Data section start

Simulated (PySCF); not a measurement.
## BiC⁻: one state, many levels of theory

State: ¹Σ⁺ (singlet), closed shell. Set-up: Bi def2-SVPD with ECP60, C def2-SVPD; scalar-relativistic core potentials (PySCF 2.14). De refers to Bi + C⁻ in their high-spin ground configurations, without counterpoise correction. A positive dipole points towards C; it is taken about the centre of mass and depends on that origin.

Data section end

## Work item
An exact copy of all the entries is the required answer.

## Response box
Simulated (PySCF); not a measurement.
## BiC⁻: one state, many levels of theory

State: ¹Σ⁺ (singlet), closed shell. Set-up: Bi def2-SVPD with ECP60, C def2-SVPD; scalar-relativistic core potentials (PySCF 2.14). De refers to Bi + C⁻ in their high-spin ground configurations, without counterpoise correction. A positive dipole points towards C; it is taken about the centre of mass and depends on that origin.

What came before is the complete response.